■ ■ ■ ■ ■
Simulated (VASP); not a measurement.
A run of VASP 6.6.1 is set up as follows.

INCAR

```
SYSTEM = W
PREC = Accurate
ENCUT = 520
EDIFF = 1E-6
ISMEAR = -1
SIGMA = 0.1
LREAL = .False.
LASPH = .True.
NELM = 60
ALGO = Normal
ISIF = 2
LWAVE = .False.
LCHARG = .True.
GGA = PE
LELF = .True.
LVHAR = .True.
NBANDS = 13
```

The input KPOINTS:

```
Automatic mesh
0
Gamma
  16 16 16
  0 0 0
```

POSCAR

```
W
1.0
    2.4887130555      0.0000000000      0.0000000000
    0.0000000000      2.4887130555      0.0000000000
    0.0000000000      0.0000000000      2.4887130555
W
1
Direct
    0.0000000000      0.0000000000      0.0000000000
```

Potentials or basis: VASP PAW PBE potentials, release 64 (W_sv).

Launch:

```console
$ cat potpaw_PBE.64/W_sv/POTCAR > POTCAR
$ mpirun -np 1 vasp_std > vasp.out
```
■ ■ ■ ■ ■

> Brief
Copy every line above exactly.

> Task output
Simulated (VASP); not a measurement.
A run of VASP 6.6.1 is set up as follows.

INCAR

```
SYSTEM = W
PREC = Accurate
ENCUT = 520
EDIFF = 1E-6
ISMEAR = -1
SIGMA = 0.1
LREAL = .False.
LASPH = .True.
NELM = 60
ALGO = Normal
ISIF = 2
LWAVE = .False.
LCHARG = .True.
GGA = PE
LELF = .True.
LVHAR = .True.
NBANDS = 13
```

The input KPOINTS:

```
Automatic mesh
0
Gamma
  16 16 16
  0 0 0
```

POSCAR

```
W
1.0
    2.4887130555      0.0000000000      0.0000000000
    0.0000000000      2.4887130555      0.0000000000
    0.0000000000      0.0000000000      2.4887130555
W
1
Direct
    0.0000000000      0.0000000000      0.0000000000
```

Potentials or basis: VASP PAW PBE potentials, release 64 (W_sv).

Launch:

```console
$ cat potpaw_PBE.64/W_sv/POTCAR > POTCAR
$ mpirun -np 1 vasp_std > vasp.out
```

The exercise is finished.